(The data Opens)

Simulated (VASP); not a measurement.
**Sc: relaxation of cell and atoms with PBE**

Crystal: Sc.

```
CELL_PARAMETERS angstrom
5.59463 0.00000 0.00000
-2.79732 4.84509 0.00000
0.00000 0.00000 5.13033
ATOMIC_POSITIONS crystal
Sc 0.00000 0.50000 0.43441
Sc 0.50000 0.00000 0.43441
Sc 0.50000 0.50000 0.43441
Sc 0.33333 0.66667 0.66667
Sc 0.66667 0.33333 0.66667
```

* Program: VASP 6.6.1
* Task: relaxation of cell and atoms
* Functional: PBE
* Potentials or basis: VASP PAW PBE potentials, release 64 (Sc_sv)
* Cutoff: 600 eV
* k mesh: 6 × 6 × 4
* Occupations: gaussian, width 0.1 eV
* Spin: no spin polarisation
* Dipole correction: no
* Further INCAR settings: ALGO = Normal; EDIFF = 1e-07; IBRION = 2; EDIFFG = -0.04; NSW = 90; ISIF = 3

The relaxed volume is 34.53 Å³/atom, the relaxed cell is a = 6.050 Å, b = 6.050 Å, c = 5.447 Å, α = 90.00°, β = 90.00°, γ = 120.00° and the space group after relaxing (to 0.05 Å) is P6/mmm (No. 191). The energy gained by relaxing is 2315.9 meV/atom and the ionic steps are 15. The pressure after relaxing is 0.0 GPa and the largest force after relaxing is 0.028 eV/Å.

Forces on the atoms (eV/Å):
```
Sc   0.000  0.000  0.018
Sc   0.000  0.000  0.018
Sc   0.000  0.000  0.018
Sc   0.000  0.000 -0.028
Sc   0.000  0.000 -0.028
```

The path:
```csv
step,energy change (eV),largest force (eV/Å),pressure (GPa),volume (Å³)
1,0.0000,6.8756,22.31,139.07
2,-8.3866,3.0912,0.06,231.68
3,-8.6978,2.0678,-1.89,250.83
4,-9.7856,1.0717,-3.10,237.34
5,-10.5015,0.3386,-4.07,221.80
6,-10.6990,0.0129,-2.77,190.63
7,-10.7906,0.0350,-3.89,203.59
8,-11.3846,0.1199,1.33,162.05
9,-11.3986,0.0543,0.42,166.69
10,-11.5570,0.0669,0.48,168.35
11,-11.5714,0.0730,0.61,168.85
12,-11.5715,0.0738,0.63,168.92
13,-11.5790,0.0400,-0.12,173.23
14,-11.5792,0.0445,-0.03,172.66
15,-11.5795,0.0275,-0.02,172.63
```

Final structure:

(The data Closes)

Work task =>
Copy out each line of the material above, word for word, from the first down to the line containing "90; ISIF = 3". Add nothing.

Problem solution =>
Simulated (VASP); not a measurement.
**Sc: relaxation of cell and atoms with PBE**

Crystal: Sc.

```
CELL_PARAMETERS angstrom
5.59463 0.00000 0.00000
-2.79732 4.84509 0.00000
0.00000 0.00000 5.13033
ATOMIC_POSITIONS crystal
Sc 0.00000 0.50000 0.43441
Sc 0.50000 0.00000 0.43441
Sc 0.50000 0.50000 0.43441
Sc 0.33333 0.66667 0.66667
Sc 0.66667 0.33333 0.66667
```

* Program: VASP 6.6.1
* Task: relaxation of cell and atoms
* Functional: PBE
* Potentials or basis: VASP PAW PBE potentials, release 64 (Sc_sv)
* Cutoff: 600 eV
* k mesh: 6 × 6 × 4
* Occupations: gaussian, width 0.1 eV
* Spin: no spin polarisation
* Dipole correction: no
* Further INCAR settings: ALGO = Normal; EDIFF = 1e-07; IBRION = 2; EDIFFG = -0.04; NSW = 90; ISIF = 3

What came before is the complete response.